:: WORK REQUEST ::
All that should come back is the lines of the data below from the one containing "## Junction parameters" to the one containing "currents (uA/um): [7.5771346e-7, 2.7891140e-4]", inclusive, exactly as they stand.

:: INPUT DATA ::
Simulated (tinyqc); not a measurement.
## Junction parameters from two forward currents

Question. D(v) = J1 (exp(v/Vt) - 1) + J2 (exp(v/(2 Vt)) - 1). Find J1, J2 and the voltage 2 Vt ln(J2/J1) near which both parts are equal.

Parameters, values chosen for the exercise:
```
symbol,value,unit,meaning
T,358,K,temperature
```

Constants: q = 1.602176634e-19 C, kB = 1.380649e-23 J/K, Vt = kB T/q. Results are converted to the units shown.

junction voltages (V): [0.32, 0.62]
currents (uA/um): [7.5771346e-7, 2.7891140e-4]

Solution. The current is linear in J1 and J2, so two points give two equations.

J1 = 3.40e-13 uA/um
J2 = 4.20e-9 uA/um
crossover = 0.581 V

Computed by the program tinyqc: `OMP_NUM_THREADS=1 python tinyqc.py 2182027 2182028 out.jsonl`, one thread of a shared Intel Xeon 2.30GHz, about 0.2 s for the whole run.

:: TASK ANSWER ::
## Junction parameters from two forward currents

Question. D(v) = J1 (exp(v/Vt) - 1) + J2 (exp(v/(2 Vt)) - 1). Find J1, J2 and the voltage 2 Vt ln(J2/J1) near which both parts are equal.

Parameters, values chosen for the exercise:
```
symbol,value,unit,meaning
T,358,K,temperature
```

Constants: q = 1.602176634e-19 C, kB = 1.380649e-23 J/K, Vt = kB T/q. Results are converted to the units shown.

junction voltages (V): [0.32, 0.62]
currents (uA/um): [7.5771346e-7, 2.7891140e-4]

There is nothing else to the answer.